Required action
Each line of the data below should be repeated exactly.

- - - - - - -
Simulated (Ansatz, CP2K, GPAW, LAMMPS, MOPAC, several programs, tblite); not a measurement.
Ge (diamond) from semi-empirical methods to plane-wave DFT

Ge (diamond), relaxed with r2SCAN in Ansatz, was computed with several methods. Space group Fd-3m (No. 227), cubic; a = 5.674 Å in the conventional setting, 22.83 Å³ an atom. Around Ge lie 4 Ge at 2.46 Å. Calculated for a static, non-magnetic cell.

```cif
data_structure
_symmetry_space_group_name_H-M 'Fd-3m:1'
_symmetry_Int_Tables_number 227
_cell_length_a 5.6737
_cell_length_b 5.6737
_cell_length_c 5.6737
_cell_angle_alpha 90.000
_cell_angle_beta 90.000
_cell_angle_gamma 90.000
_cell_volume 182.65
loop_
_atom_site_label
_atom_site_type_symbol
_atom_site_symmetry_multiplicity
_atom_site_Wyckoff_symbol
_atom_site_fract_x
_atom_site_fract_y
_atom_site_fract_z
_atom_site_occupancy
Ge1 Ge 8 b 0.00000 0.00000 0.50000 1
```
- - - - - - -

Written solution
Simulated (Ansatz, CP2K, GPAW, LAMMPS, MOPAC, several programs, tblite); not a measurement.
Ge (diamond) from semi-empirical methods to plane-wave DFT

Ge (diamond), relaxed with r2SCAN in Ansatz, was computed with several methods. Space group Fd-3m (No. 227), cubic; a = 5.674 Å in the conventional setting, 22.83 Å³ an atom. Around Ge lie 4 Ge at 2.46 Å. Calculated for a static, non-magnetic cell.

```cif
data_structure
_symmetry_space_group_name_H-M 'Fd-3m:1'
_symmetry_Int_Tables_number 227
_cell_length_a 5.6737
_cell_length_b 5.6737
_cell_length_c 5.6737
_cell_angle_alpha 90.000
_cell_angle_beta 90.000
_cell_angle_gamma 90.000
_cell_volume 182.65
loop_
_atom_site_label
_atom_site_type_symbol
_atom_site_symmetry_multiplicity
_atom_site_Wyckoff_symbol
_atom_site_fract_x
_atom_site_fract_y
_atom_site_fract_z
_atom_site_occupancy
Ge1 Ge 8 b 0.00000 0.00000 0.50000 1
```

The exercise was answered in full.